+++

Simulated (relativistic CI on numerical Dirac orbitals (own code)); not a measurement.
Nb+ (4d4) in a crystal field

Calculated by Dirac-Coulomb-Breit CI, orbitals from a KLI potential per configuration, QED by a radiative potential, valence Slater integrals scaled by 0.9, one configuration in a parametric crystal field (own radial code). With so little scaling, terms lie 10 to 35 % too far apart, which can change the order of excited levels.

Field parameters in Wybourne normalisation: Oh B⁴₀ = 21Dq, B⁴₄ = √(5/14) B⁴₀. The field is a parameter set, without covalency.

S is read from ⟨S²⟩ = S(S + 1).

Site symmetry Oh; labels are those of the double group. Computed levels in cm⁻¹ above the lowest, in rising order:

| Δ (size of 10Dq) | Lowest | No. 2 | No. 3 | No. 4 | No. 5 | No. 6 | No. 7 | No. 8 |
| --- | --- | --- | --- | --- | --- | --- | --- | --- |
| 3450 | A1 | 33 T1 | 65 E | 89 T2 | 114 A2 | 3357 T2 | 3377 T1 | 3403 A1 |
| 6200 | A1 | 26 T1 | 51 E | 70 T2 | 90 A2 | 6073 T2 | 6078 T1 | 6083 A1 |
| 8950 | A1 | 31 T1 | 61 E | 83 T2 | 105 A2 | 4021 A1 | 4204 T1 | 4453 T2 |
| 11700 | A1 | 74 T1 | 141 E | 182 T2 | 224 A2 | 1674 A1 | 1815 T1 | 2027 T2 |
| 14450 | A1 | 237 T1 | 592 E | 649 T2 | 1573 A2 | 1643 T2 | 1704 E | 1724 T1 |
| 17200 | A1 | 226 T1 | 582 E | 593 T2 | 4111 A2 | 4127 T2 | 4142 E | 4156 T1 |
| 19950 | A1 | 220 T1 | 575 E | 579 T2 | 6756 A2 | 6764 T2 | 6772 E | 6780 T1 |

+++

=== Work instruction ===
The reply should hold only the lines from the beginning of the listing above through the line with "E | 1724 T1 |", each one written exactly as it appears.

=== Answer area ===
Simulated (relativistic CI on numerical Dirac orbitals (own code)); not a measurement.
Nb+ (4d4) in a crystal field

Calculated by Dirac-Coulomb-Breit CI, orbitals from a KLI potential per configuration, QED by a radiative potential, valence Slater integrals scaled by 0.9, one configuration in a parametric crystal field (own radial code). With so little scaling, terms lie 10 to 35 % too far apart, which can change the order of excited levels.

Field parameters in Wybourne normalisation: Oh B⁴₀ = 21Dq, B⁴₄ = √(5/14) B⁴₀. The field is a parameter set, without covalency.

S is read from ⟨S²⟩ = S(S + 1).

Site symmetry Oh; labels are those of the double group. Computed levels in cm⁻¹ above the lowest, in rising order:

| Δ (size of 10Dq) | Lowest | No. 2 | No. 3 | No. 4 | No. 5 | No. 6 | No. 7 | No. 8 |
| --- | --- | --- | --- | --- | --- | --- | --- | --- |
| 3450 | A1 | 33 T1 | 65 E | 89 T2 | 114 A2 | 3357 T2 | 3377 T1 | 3403 A1 |
| 6200 | A1 | 26 T1 | 51 E | 70 T2 | 90 A2 | 6073 T2 | 6078 T1 | 6083 A1 |
| 8950 | A1 | 31 T1 | 61 E | 83 T2 | 105 A2 | 4021 A1 | 4204 T1 | 4453 T2 |
| 11700 | A1 | 74 T1 | 141 E | 182 T2 | 224 A2 | 1674 A1 | 1815 T1 | 2027 T2 |
| 14450 | A1 | 237 T1 | 592 E | 649 T2 | 1573 A2 | 1643 T2 | 1704 E | 1724 T1 |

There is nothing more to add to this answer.